*** DATA EXCERPTS Section Begins ***

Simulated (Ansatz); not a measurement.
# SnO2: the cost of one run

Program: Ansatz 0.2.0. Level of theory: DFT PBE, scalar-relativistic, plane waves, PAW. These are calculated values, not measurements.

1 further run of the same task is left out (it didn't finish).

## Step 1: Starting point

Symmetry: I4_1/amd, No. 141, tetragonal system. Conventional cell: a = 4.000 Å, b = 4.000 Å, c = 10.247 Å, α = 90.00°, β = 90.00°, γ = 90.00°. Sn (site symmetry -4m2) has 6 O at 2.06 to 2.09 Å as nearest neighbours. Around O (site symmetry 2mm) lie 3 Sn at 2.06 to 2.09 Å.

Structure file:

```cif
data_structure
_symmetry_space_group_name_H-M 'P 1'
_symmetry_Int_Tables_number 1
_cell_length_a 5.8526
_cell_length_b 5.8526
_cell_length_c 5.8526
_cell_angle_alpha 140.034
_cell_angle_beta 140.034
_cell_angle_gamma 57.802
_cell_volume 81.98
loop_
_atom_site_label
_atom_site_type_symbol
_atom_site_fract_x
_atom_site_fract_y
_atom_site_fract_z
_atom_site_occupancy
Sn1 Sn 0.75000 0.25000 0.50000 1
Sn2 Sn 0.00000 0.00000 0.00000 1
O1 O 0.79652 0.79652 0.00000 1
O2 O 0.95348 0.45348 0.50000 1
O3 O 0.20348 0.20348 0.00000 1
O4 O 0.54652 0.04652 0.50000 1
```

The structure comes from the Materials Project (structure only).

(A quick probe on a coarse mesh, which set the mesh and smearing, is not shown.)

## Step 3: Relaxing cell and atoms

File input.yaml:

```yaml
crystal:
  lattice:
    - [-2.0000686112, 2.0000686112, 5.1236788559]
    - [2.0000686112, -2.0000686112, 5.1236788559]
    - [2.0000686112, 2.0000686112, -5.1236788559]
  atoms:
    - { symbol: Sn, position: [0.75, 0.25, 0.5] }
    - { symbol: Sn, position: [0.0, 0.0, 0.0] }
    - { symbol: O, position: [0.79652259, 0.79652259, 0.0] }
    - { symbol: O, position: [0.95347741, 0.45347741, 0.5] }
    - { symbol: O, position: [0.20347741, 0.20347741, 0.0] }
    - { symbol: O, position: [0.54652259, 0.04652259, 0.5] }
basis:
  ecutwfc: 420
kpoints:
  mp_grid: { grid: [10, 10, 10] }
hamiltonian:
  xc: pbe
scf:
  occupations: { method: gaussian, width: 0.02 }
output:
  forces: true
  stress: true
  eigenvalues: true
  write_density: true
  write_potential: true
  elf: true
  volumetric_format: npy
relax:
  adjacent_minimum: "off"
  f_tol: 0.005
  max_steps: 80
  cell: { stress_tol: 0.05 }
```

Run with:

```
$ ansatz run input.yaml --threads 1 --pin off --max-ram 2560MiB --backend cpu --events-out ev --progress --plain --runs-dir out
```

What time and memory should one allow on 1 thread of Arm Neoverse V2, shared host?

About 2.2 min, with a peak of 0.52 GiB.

*** DATA EXCERPTS Section Ends ***

BRIEF – Print, without alteration, only the lines above between the one holding "Program: Ansatz 0.2.0." and the one holding "## Step 1: Starting point", inclusive.

WRITTEN REPLY –
Program: Ansatz 0.2.0. Level of theory: DFT PBE, scalar-relativistic, plane waves, PAW. These are calculated values, not measurements.

1 further run of the same task is left out (it didn't finish).

## Step 1: Starting point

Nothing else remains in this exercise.